(Entries supplied Opens)

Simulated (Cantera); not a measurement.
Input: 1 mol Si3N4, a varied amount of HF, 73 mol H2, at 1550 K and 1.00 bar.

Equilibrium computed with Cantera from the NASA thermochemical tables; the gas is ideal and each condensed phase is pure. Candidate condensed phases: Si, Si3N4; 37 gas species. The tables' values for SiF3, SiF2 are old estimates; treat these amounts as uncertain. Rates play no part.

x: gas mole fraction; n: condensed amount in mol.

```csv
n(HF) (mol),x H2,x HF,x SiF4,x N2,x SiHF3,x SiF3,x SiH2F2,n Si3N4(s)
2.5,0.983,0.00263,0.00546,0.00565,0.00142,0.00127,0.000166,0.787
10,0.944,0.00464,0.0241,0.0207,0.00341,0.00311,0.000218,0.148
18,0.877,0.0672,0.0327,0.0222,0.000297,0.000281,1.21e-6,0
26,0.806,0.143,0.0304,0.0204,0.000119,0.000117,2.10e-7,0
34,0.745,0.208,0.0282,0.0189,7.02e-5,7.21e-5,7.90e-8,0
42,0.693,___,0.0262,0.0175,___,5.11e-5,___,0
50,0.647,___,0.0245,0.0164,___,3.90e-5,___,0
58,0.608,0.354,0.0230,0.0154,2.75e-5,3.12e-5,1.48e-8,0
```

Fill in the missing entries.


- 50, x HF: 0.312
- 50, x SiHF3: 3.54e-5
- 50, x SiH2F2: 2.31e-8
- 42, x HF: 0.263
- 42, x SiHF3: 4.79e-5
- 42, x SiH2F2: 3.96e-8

(Entries supplied Closes)

* _Activity_
Take the lines from the start of the records through the line holding "- 42, x SiHF3: 4.79e-5", both included, and please print them exactly, with nothing else.

* _Task response_
Simulated (Cantera); not a measurement.
Input: 1 mol Si3N4, a varied amount of HF, 73 mol H2, at 1550 K and 1.00 bar.

Equilibrium computed with Cantera from the NASA thermochemical tables; the gas is ideal and each condensed phase is pure. Candidate condensed phases: Si, Si3N4; 37 gas species. The tables' values for SiF3, SiF2 are old estimates; treat these amounts as uncertain. Rates play no part.

x: gas mole fraction; n: condensed amount in mol.

```csv
n(HF) (mol),x H2,x HF,x SiF4,x N2,x SiHF3,x SiF3,x SiH2F2,n Si3N4(s)
2.5,0.983,0.00263,0.00546,0.00565,0.00142,0.00127,0.000166,0.787
10,0.944,0.00464,0.0241,0.0207,0.00341,0.00311,0.000218,0.148
18,0.877,0.0672,0.0327,0.0222,0.000297,0.000281,1.21e-6,0
26,0.806,0.143,0.0304,0.0204,0.000119,0.000117,2.10e-7,0
34,0.745,0.208,0.0282,0.0189,7.02e-5,7.21e-5,7.90e-8,0
42,0.693,___,0.0262,0.0175,___,5.11e-5,___,0
50,0.647,___,0.0245,0.0164,___,3.90e-5,___,0
58,0.608,0.354,0.0230,0.0154,2.75e-5,3.12e-5,1.48e-8,0
```

Fill in the missing entries.


- 50, x HF: 0.312
- 50, x SiHF3: 3.54e-5
- 50, x SiH2F2: 2.31e-8
- 42, x HF: 0.263
- 42, x SiHF3: 4.79e-5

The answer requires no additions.